DATASET ENTRIES —
◆ ◆ ◆

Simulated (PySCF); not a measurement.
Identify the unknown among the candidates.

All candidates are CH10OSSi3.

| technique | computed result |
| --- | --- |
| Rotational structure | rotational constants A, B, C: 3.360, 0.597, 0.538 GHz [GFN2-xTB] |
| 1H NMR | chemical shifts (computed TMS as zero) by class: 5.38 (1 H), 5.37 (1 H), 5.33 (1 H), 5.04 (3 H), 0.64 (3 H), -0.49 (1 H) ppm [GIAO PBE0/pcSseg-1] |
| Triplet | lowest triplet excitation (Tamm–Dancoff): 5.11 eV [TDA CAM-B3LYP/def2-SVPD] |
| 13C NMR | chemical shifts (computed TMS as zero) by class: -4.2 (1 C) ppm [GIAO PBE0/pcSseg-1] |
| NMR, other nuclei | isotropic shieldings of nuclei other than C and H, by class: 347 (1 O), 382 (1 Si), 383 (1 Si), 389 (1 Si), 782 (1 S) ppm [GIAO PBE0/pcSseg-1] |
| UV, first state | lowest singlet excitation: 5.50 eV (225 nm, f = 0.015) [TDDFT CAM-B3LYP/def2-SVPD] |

◆ ◆ ◆

ASSIGNED TASK —
Start at the first line of the data above. Stop after the line containing "S) ppm [GIAO PBE0/pcSseg-1] |", reproducing each line exactly and adding nothing.

WRITTEN ANSWER —
Simulated (PySCF); not a measurement.
Identify the unknown among the candidates.

All candidates are CH10OSSi3.

| technique | computed result |
| --- | --- |
| Rotational structure | rotational constants A, B, C: 3.360, 0.597, 0.538 GHz [GFN2-xTB] |
| 1H NMR | chemical shifts (computed TMS as zero) by class: 5.38 (1 H), 5.37 (1 H), 5.33 (1 H), 5.04 (3 H), 0.64 (3 H), -0.49 (1 H) ppm [GIAO PBE0/pcSseg-1] |
| Triplet | lowest triplet excitation (Tamm–Dancoff): 5.11 eV [TDA CAM-B3LYP/def2-SVPD] |
| 13C NMR | chemical shifts (computed TMS as zero) by class: -4.2 (1 C) ppm [GIAO PBE0/pcSseg-1] |
| NMR, other nuclei | isotropic shieldings of nuclei other than C and H, by class: 347 (1 O), 382 (1 Si), 383 (1 Si), 389 (1 Si), 782 (1 S) ppm [GIAO PBE0/pcSseg-1] |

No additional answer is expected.